━━━━
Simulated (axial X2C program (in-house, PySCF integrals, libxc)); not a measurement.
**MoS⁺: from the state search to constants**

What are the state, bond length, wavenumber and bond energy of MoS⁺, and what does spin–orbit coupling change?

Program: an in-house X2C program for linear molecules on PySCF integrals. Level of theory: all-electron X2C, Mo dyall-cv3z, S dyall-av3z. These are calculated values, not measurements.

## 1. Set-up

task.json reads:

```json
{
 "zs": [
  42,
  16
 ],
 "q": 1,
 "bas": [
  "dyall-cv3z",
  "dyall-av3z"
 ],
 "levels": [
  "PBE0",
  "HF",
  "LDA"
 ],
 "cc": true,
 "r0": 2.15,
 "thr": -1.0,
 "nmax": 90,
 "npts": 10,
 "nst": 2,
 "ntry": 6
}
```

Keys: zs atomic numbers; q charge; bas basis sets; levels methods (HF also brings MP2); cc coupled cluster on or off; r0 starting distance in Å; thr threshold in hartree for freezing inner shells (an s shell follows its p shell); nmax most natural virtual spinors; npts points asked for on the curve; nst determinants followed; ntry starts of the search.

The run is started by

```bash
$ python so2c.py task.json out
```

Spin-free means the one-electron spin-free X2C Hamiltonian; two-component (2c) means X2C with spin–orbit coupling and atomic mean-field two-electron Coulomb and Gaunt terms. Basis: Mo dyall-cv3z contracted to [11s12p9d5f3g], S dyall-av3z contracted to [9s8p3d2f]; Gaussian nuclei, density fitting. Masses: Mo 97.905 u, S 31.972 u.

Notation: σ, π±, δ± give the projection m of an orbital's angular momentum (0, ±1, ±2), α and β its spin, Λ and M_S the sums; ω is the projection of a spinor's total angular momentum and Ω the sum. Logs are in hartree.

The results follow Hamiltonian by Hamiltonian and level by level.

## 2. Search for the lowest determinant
━━━━

_Task item:_ Repeat exactly the lines of the listing above, from the one with "What are the" down to the one with "Spin-free means the"; both of those lines belong in the range.

_Task output:_
What are the state, bond length, wavenumber and bond energy of MoS⁺, and what does spin–orbit coupling change?

Program: an in-house X2C program for linear molecules on PySCF integrals. Level of theory: all-electron X2C, Mo dyall-cv3z, S dyall-av3z. These are calculated values, not measurements.

## 1. Set-up

task.json reads:

```json
{
 "zs": [
  42,
  16
 ],
 "q": 1,
 "bas": [
  "dyall-cv3z",
  "dyall-av3z"
 ],
 "levels": [
  "PBE0",
  "HF",
  "LDA"
 ],
 "cc": true,
 "r0": 2.15,
 "thr": -1.0,
 "nmax": 90,
 "npts": 10,
 "nst": 2,
 "ntry": 6
}
```

Keys: zs atomic numbers; q charge; bas basis sets; levels methods (HF also brings MP2); cc coupled cluster on or off; r0 starting distance in Å; thr threshold in hartree for freezing inner shells (an s shell follows its p shell); nmax most natural virtual spinors; npts points asked for on the curve; nst determinants followed; ntry starts of the search.

The run is started by

```bash
$ python so2c.py task.json out
```

Spin-free means the one-electron spin-free X2C Hamiltonian; two-component (2c) means X2C with spin–orbit coupling and atomic mean-field two-electron Coulomb and Gaunt terms. Basis: Mo dyall-cv3z contracted to [11s12p9d5f3g], S dyall-av3z contracted to [9s8p3d2f]; Gaussian nuclei, density fitting. Masses: Mo 97.905 u, S 31.972 u.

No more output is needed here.